**Work task**
When you write out the records, keep every line exactly as it is.

**Data supplied**
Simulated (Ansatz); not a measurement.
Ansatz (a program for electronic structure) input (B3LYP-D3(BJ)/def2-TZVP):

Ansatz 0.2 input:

**Written solution**
Simulated (Ansatz); not a measurement.
Ansatz (a program for electronic structure) input (B3LYP-D3(BJ)/def2-TZVP):

Ansatz 0.2 input:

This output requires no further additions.